__EXERCISE__
Output exactly, with nothing added, the entries from the first line through the line with "Over 13 steps".

__SOURCE MATERIAL__
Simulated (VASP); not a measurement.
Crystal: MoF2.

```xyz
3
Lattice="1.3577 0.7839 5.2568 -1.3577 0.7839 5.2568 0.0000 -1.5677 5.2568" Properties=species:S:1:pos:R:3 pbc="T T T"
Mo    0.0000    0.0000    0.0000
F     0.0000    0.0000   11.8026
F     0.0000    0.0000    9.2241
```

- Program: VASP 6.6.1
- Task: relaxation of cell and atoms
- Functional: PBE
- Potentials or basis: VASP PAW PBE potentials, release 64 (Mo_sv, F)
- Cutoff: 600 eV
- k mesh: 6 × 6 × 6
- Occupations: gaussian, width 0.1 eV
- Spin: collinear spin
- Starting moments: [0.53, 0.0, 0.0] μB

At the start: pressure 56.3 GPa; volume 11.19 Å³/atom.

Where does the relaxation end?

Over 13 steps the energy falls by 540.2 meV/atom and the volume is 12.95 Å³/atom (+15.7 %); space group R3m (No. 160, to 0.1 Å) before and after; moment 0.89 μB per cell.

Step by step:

__EXERCISE SOLUTION__
Simulated (VASP); not a measurement.
Crystal: MoF2.

```xyz
3
Lattice="1.3577 0.7839 5.2568 -1.3577 0.7839 5.2568 0.0000 -1.5677 5.2568" Properties=species:S:1:pos:R:3 pbc="T T T"
Mo    0.0000    0.0000    0.0000
F     0.0000    0.0000   11.8026
F     0.0000    0.0000    9.2241
```

- Program: VASP 6.6.1
- Task: relaxation of cell and atoms
- Functional: PBE
- Potentials or basis: VASP PAW PBE potentials, release 64 (Mo_sv, F)
- Cutoff: 600 eV
- k mesh: 6 × 6 × 6
- Occupations: gaussian, width 0.1 eV
- Spin: collinear spin
- Starting moments: [0.53, 0.0, 0.0] μB

At the start: pressure 56.3 GPa; volume 11.19 Å³/atom.

Where does the relaxation end?

Over 13 steps the energy falls by 540.2 meV/atom and the volume is 12.95 Å³/atom (+15.7 %); space group R3m (No. 160, to 0.1 Å) before and after; moment 0.89 μB per cell.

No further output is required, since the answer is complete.